Output every line from the beginning of the records through the line that contains "Internal rotation in", exactly as it appears.

*** Opening Source information ***

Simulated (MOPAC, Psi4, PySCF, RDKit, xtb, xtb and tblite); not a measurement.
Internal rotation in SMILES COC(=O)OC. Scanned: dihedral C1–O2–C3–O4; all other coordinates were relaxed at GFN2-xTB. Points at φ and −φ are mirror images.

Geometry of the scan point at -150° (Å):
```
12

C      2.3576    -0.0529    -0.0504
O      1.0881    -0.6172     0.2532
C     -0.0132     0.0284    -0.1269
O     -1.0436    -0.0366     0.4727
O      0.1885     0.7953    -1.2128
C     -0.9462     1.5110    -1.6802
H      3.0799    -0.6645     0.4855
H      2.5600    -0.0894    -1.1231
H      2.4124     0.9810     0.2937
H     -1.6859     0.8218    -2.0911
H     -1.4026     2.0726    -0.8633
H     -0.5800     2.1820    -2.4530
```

*** Closing Source information ***

Solution:
Simulated (MOPAC, Psi4, PySCF, RDKit, xtb, xtb and tblite); not a measurement.
Internal rotation in SMILES COC(=O)OC. Scanned: dihedral C1–O2–C3–O4; all other coordinates were relaxed at GFN2-xTB. Points at φ and −φ are mirror images.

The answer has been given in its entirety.